INFORMATION:
==*==
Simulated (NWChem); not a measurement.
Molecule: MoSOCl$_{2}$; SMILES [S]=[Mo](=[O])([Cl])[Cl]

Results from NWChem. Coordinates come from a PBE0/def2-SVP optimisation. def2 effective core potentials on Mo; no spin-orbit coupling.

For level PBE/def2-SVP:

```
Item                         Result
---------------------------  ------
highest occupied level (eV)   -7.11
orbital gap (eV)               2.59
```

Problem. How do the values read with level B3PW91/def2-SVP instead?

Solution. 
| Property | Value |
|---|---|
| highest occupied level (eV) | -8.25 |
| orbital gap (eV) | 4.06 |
==*==

Find where the line with "Problem. How do" sits in the material above, then copy exactly from it through the line with "(eV) | -8.25 |". Add no other line.

Problem. How do the values read with level B3PW91/def2-SVP instead?

Solution. 
| Property | Value |
|---|---|
| highest occupied level (eV) | -8.25 |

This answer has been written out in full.